§ DATA SUPPLIED
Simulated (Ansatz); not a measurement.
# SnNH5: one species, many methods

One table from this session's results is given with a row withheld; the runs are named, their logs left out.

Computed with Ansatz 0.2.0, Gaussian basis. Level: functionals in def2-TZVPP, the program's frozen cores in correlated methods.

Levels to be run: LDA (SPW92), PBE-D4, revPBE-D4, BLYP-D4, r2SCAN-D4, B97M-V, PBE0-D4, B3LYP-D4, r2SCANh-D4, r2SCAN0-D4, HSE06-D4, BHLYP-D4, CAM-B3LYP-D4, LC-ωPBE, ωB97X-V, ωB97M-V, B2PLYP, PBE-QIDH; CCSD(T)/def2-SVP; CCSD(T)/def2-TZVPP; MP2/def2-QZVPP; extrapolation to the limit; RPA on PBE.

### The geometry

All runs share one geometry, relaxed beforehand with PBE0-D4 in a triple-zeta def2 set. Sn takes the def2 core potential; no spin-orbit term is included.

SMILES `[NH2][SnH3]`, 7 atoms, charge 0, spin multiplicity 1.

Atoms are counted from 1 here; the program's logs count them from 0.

§ WORK ORDER
Both the line containing "Computed with Ansatz" and the line containing "spin multiplicity 1." belong in the answer. Print them and every line above that falls between them exactly, and no others.

§ SOLUTION
Computed with Ansatz 0.2.0, Gaussian basis. Level: functionals in def2-TZVPP, the program's frozen cores in correlated methods.

Levels to be run: LDA (SPW92), PBE-D4, revPBE-D4, BLYP-D4, r2SCAN-D4, B97M-V, PBE0-D4, B3LYP-D4, r2SCANh-D4, r2SCAN0-D4, HSE06-D4, BHLYP-D4, CAM-B3LYP-D4, LC-ωPBE, ωB97X-V, ωB97M-V, B2PLYP, PBE-QIDH; CCSD(T)/def2-SVP; CCSD(T)/def2-TZVPP; MP2/def2-QZVPP; extrapolation to the limit; RPA on PBE.

### The geometry

All runs share one geometry, relaxed beforehand with PBE0-D4 in a triple-zeta def2 set. Sn takes the def2 core potential; no spin-orbit term is included.

SMILES `[NH2][SnH3]`, 7 atoms, charge 0, spin multiplicity 1.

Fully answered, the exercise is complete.